· · ·

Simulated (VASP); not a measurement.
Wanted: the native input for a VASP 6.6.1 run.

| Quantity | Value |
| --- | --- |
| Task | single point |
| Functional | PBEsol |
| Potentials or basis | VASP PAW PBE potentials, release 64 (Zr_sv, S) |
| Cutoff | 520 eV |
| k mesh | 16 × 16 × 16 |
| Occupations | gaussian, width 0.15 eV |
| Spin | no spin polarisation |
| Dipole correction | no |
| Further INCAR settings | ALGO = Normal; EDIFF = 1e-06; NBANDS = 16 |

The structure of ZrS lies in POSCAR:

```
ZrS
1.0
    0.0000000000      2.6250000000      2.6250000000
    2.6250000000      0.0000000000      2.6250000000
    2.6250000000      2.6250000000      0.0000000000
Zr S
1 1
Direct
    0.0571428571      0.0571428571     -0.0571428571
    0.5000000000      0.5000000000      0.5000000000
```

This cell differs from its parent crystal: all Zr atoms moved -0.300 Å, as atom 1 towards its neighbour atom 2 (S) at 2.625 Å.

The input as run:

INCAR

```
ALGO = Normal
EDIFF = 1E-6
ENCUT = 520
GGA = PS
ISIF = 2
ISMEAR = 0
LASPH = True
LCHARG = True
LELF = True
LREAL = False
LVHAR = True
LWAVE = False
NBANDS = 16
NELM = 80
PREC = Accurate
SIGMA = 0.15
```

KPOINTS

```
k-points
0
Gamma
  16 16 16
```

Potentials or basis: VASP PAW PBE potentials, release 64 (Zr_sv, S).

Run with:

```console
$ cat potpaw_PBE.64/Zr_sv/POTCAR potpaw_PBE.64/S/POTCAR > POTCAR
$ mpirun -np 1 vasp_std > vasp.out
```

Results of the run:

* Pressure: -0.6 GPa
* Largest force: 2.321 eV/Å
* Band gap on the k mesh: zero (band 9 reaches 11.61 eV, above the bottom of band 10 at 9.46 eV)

· · ·

- **EXERCISE**
Your answer must be the lines above, unchanged, from the first one through the line that holds "force: 2.321 eV/Å", inclusive, and no others.

- **EXERCISE OUTPUT**
Simulated (VASP); not a measurement.
Wanted: the native input for a VASP 6.6.1 run.

| Quantity | Value |
| --- | --- |
| Task | single point |
| Functional | PBEsol |
| Potentials or basis | VASP PAW PBE potentials, release 64 (Zr_sv, S) |
| Cutoff | 520 eV |
| k mesh | 16 × 16 × 16 |
| Occupations | gaussian, width 0.15 eV |
| Spin | no spin polarisation |
| Dipole correction | no |
| Further INCAR settings | ALGO = Normal; EDIFF = 1e-06; NBANDS = 16 |

The structure of ZrS lies in POSCAR:

```
ZrS
1.0
    0.0000000000      2.6250000000      2.6250000000
    2.6250000000      0.0000000000      2.6250000000
    2.6250000000      2.6250000000      0.0000000000
Zr S
1 1
Direct
    0.0571428571      0.0571428571     -0.0571428571
    0.5000000000      0.5000000000      0.5000000000
```

This cell differs from its parent crystal: all Zr atoms moved -0.300 Å, as atom 1 towards its neighbour atom 2 (S) at 2.625 Å.

The input as run:

INCAR

```
ALGO = Normal
EDIFF = 1E-6
ENCUT = 520
GGA = PS
ISIF = 2
ISMEAR = 0
LASPH = True
LCHARG = True
LELF = True
LREAL = False
LVHAR = True
LWAVE = False
NBANDS = 16
NELM = 80
PREC = Accurate
SIGMA = 0.15
```

KPOINTS

```
k-points
0
Gamma
  16 16 16
```

Potentials or basis: VASP PAW PBE potentials, release 64 (Zr_sv, S).

Run with:

```console
$ cat potpaw_PBE.64/Zr_sv/POTCAR potpaw_PBE.64/S/POTCAR > POTCAR
$ mpirun -np 1 vasp_std > vasp.out
```

Results of the run:

* Pressure: -0.6 GPa
* Largest force: 2.321 eV/Å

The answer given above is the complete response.